**REQUIREMENT**
Without any omission, reproduce the records that follow.

################

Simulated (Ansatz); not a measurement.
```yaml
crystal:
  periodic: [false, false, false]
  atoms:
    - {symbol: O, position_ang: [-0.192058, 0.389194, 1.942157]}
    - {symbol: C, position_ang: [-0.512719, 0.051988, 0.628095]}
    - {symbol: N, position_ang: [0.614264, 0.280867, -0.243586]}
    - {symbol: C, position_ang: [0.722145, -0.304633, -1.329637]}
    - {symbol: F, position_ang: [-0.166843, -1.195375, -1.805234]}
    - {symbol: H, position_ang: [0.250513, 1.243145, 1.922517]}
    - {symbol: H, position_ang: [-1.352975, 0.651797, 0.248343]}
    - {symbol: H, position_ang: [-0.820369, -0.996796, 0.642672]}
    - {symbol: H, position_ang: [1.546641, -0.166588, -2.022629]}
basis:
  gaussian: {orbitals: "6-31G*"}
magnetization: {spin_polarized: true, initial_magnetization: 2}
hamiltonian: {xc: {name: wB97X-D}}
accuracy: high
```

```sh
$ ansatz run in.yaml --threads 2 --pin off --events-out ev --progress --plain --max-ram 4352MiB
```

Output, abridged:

################

**PROBLEM SOLUTION**
Simulated (Ansatz); not a measurement.
```yaml
crystal:
  periodic: [false, false, false]
  atoms:
    - {symbol: O, position_ang: [-0.192058, 0.389194, 1.942157]}
    - {symbol: C, position_ang: [-0.512719, 0.051988, 0.628095]}
    - {symbol: N, position_ang: [0.614264, 0.280867, -0.243586]}
    - {symbol: C, position_ang: [0.722145, -0.304633, -1.329637]}
    - {symbol: F, position_ang: [-0.166843, -1.195375, -1.805234]}
    - {symbol: H, position_ang: [0.250513, 1.243145, 1.922517]}
    - {symbol: H, position_ang: [-1.352975, 0.651797, 0.248343]}
    - {symbol: H, position_ang: [-0.820369, -0.996796, 0.642672]}
    - {symbol: H, position_ang: [1.546641, -0.166588, -2.022629]}
basis:
  gaussian: {orbitals: "6-31G*"}
magnetization: {spin_polarized: true, initial_magnetization: 2}
hamiltonian: {xc: {name: wB97X-D}}
accuracy: high
```

```sh
$ ansatz run in.yaml --threads 2 --pin off --events-out ev --progress --plain --max-ram 4352MiB
```

Output, abridged:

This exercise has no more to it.